DATA EXCERPTS –
*** Block opens ***
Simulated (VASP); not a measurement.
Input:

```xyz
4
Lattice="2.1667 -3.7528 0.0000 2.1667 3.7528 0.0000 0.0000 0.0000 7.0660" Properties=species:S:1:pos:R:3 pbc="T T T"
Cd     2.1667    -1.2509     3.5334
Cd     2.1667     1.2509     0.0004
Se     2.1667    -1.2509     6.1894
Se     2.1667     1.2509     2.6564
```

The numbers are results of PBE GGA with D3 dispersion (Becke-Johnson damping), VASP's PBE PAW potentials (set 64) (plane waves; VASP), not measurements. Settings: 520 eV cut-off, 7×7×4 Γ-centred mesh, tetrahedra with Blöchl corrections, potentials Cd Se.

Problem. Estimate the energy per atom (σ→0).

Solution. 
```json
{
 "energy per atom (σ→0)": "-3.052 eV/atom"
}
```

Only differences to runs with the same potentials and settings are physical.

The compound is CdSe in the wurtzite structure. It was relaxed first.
*** Block closes ***

WORK INSTRUCTION – Could you return exactly the lines above from the line with "Problem. Estimate the energy per atom (σ→0)." to the line with "Only differences to", both included, and nothing else?

TASK SOLUTION –
Problem. Estimate the energy per atom (σ→0).

Solution. 
```json
{
 "energy per atom (σ→0)": "-3.052 eV/atom"
}
```

Only differences to runs with the same potentials and settings are physical.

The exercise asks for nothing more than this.